## Entries supplied
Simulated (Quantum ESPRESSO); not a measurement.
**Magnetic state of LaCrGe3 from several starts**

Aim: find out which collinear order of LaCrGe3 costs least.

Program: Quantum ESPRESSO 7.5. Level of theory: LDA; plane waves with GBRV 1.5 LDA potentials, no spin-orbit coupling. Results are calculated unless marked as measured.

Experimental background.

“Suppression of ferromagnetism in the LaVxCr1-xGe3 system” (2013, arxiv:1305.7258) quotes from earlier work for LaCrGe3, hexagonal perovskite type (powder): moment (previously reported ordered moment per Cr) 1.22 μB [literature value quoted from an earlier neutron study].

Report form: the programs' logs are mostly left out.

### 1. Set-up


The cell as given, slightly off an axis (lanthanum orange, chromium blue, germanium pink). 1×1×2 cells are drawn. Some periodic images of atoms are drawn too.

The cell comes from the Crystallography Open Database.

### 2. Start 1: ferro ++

## Task item
From the first line to the last, transcribe the data exactly.

## Exercise output
Simulated (Quantum ESPRESSO); not a measurement.
**Magnetic state of LaCrGe3 from several starts**

Aim: find out which collinear order of LaCrGe3 costs least.

Program: Quantum ESPRESSO 7.5. Level of theory: LDA; plane waves with GBRV 1.5 LDA potentials, no spin-orbit coupling. Results are calculated unless marked as measured.

Experimental background.

“Suppression of ferromagnetism in the LaVxCr1-xGe3 system” (2013, arxiv:1305.7258) quotes from earlier work for LaCrGe3, hexagonal perovskite type (powder): moment (previously reported ordered moment per Cr) 1.22 μB [literature value quoted from an earlier neutron study].

Report form: the programs' logs are mostly left out.

### 1. Set-up


The cell as given, slightly off an axis (lanthanum orange, chromium blue, germanium pink). 1×1×2 cells are drawn. Some periodic images of atoms are drawn too.

The cell comes from the Crystallography Open Database.

### 2. Start 1: ferro ++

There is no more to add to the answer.